> **Work task**
Return the data below in full, exactly as it stands.

> **Extracted records**
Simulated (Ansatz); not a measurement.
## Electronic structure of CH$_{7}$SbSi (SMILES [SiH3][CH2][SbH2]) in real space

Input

> **Task result**
Simulated (Ansatz); not a measurement.
## Electronic structure of CH$_{7}$SbSi (SMILES [SiH3][CH2][SbH2]) in real space

Input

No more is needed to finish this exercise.